EXTRACTED ENTRIES:
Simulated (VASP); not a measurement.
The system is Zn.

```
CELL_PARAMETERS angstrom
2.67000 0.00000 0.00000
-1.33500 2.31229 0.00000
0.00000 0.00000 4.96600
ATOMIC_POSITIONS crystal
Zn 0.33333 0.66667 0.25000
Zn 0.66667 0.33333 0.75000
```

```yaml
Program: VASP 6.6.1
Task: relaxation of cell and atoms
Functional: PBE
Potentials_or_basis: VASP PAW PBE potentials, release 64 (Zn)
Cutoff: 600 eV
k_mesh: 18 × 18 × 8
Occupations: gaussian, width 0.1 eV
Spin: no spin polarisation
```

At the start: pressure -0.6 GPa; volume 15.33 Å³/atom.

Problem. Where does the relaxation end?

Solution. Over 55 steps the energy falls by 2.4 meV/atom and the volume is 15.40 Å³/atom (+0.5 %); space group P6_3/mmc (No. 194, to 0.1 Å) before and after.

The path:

EXERCISE: Beginning at the top of the data, please return every line until and including the line containing "Solution. Over 55", copied exactly, and nothing past it.

ANSWER BOX:
Simulated (VASP); not a measurement.
The system is Zn.

```
CELL_PARAMETERS angstrom
2.67000 0.00000 0.00000
-1.33500 2.31229 0.00000
0.00000 0.00000 4.96600
ATOMIC_POSITIONS crystal
Zn 0.33333 0.66667 0.25000
Zn 0.66667 0.33333 0.75000
```

```yaml
Program: VASP 6.6.1
Task: relaxation of cell and atoms
Functional: PBE
Potentials_or_basis: VASP PAW PBE potentials, release 64 (Zn)
Cutoff: 600 eV
k_mesh: 18 × 18 × 8
Occupations: gaussian, width 0.1 eV
Spin: no spin polarisation
```

At the start: pressure -0.6 GPa; volume 15.33 Å³/atom.

Problem. Where does the relaxation end?

Solution. Over 55 steps the energy falls by 2.4 meV/atom and the volume is 15.40 Å³/atom (+0.5 %); space group P6_3/mmc (No. 194, to 0.1 Å) before and after.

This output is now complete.